Segment Start: Data section
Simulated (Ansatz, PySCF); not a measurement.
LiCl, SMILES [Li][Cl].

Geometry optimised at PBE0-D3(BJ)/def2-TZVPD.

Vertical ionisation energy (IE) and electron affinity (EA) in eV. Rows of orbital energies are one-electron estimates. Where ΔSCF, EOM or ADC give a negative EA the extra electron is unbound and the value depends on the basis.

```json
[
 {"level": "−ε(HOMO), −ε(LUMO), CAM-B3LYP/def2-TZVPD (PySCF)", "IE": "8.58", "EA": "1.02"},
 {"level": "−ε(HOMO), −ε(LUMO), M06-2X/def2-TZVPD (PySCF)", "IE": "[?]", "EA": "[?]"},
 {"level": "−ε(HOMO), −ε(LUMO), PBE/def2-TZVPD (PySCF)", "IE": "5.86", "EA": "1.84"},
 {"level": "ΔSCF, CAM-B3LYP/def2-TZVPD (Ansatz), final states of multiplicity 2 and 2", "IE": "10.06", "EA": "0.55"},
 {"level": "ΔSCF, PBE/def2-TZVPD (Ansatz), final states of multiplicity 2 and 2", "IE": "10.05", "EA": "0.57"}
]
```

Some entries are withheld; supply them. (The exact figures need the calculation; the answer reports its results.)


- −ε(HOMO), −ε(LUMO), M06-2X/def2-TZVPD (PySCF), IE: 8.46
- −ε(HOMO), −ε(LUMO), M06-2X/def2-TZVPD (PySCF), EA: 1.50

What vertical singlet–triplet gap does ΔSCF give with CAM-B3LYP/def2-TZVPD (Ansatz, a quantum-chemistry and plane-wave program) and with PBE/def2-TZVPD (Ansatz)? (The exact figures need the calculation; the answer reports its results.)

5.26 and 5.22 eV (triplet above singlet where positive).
Segment End: Data section

▶ **Action item**
Exactly repeat the lines above, from the opening line through the one with "- −ε(HOMO), −ε(LUMO), M06-2X/def2-TZVPD (PySCF), EA: 1.50", and include nothing else.

▶ **Exercise solution**
Simulated (Ansatz, PySCF); not a measurement.
LiCl, SMILES [Li][Cl].

Geometry optimised at PBE0-D3(BJ)/def2-TZVPD.

Vertical ionisation energy (IE) and electron affinity (EA) in eV. Rows of orbital energies are one-electron estimates. Where ΔSCF, EOM or ADC give a negative EA the extra electron is unbound and the value depends on the basis.

```json
[
 {"level": "−ε(HOMO), −ε(LUMO), CAM-B3LYP/def2-TZVPD (PySCF)", "IE": "8.58", "EA": "1.02"},
 {"level": "−ε(HOMO), −ε(LUMO), M06-2X/def2-TZVPD (PySCF)", "IE": "[?]", "EA": "[?]"},
 {"level": "−ε(HOMO), −ε(LUMO), PBE/def2-TZVPD (PySCF)", "IE": "5.86", "EA": "1.84"},
 {"level": "ΔSCF, CAM-B3LYP/def2-TZVPD (Ansatz), final states of multiplicity 2 and 2", "IE": "10.06", "EA": "0.55"},
 {"level": "ΔSCF, PBE/def2-TZVPD (Ansatz), final states of multiplicity 2 and 2", "IE": "10.05", "EA": "0.57"}
]
```

Some entries are withheld; supply them. (The exact figures need the calculation; the answer reports its results.)


- −ε(HOMO), −ε(LUMO), M06-2X/def2-TZVPD (PySCF), IE: 8.46
- −ε(HOMO), −ε(LUMO), M06-2X/def2-TZVPD (PySCF), EA: 1.50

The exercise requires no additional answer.